▸ **Excerpted data**
****************
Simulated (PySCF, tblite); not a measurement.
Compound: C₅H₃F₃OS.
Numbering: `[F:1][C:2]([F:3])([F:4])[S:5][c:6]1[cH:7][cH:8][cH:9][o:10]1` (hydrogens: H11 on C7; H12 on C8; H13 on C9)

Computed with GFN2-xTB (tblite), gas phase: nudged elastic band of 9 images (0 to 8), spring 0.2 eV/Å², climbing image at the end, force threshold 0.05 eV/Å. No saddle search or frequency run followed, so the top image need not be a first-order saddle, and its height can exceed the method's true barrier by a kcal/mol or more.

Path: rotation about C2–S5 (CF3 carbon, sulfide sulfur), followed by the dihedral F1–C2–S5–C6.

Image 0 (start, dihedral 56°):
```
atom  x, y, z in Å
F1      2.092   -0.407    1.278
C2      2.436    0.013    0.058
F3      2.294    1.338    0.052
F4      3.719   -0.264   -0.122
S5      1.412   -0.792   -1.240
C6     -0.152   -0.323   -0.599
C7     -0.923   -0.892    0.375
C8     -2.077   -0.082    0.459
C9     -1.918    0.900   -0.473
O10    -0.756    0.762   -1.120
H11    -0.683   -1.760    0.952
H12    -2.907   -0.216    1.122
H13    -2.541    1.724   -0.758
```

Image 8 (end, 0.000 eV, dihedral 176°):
****************

Write out all of the entries above, exactly and in full.

Simulated (PySCF, tblite); not a measurement.
Compound: C₅H₃F₃OS.
Numbering: `[F:1][C:2]([F:3])([F:4])[S:5][c:6]1[cH:7][cH:8][cH:9][o:10]1` (hydrogens: H11 on C7; H12 on C8; H13 on C9)

Computed with GFN2-xTB (tblite), gas phase: nudged elastic band of 9 images (0 to 8), spring 0.2 eV/Å², climbing image at the end, force threshold 0.05 eV/Å. No saddle search or frequency run followed, so the top image need not be a first-order saddle, and its height can exceed the method's true barrier by a kcal/mol or more.

Path: rotation about C2–S5 (CF3 carbon, sulfide sulfur), followed by the dihedral F1–C2–S5–C6.

Image 0 (start, dihedral 56°):
```
atom  x, y, z in Å
F1      2.092   -0.407    1.278
C2      2.436    0.013    0.058
F3      2.294    1.338    0.052
F4      3.719   -0.264   -0.122
S5      1.412   -0.792   -1.240
C6     -0.152   -0.323   -0.599
C7     -0.923   -0.892    0.375
C8     -2.077   -0.082    0.459
C9     -1.918    0.900   -0.473
O10    -0.756    0.762   -1.120
H11    -0.683   -1.760    0.952
H12    -2.907   -0.216    1.122
H13    -2.541    1.724   -0.758
```

Image 8 (end, 0.000 eV, dihedral 176°):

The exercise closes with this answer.